> REQUIRED ACTION
Exact reproduction required: the lines below from the line with "alkene CH | -0.2 |" to the line with "the model miss?", both ends included, and no others.

=-=-=

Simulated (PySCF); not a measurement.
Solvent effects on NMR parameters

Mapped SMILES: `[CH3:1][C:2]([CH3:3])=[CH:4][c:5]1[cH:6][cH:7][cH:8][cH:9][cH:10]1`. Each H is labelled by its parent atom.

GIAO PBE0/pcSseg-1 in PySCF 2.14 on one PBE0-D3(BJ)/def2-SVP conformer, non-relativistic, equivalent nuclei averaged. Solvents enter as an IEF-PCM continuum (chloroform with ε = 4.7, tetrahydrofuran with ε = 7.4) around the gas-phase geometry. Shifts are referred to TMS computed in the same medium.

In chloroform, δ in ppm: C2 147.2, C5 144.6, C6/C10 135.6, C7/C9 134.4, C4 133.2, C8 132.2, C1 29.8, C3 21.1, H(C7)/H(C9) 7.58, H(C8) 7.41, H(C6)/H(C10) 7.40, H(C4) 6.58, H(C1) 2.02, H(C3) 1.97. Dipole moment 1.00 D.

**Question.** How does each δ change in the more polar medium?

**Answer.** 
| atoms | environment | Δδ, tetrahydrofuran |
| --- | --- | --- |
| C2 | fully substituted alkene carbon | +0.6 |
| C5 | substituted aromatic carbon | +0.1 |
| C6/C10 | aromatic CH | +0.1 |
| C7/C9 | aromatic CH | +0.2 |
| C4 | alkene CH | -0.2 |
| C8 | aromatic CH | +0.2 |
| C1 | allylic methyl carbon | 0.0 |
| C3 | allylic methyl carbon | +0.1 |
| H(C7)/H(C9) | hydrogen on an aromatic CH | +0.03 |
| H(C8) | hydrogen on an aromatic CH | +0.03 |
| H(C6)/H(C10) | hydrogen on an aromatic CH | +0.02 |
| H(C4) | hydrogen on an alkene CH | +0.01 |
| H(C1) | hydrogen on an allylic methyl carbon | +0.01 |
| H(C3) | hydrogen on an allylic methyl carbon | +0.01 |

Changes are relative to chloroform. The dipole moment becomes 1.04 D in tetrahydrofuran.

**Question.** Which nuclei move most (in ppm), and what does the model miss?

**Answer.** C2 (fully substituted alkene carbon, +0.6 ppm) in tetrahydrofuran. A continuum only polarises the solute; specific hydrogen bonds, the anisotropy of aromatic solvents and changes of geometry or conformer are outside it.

=-=-=

> TASK SOLUTION
| C4 | alkene CH | -0.2 |
| C8 | aromatic CH | +0.2 |
| C1 | allylic methyl carbon | 0.0 |
| C3 | allylic methyl carbon | +0.1 |
| H(C7)/H(C9) | hydrogen on an aromatic CH | +0.03 |
| H(C8) | hydrogen on an aromatic CH | +0.03 |
| H(C6)/H(C10) | hydrogen on an aromatic CH | +0.02 |
| H(C4) | hydrogen on an alkene CH | +0.01 |
| H(C1) | hydrogen on an allylic methyl carbon | +0.01 |
| H(C3) | hydrogen on an allylic methyl carbon | +0.01 |

Changes are relative to chloroform. The dipole moment becomes 1.04 D in tetrahydrofuran.

**Question.** Which nuclei move most (in ppm), and what does the model miss?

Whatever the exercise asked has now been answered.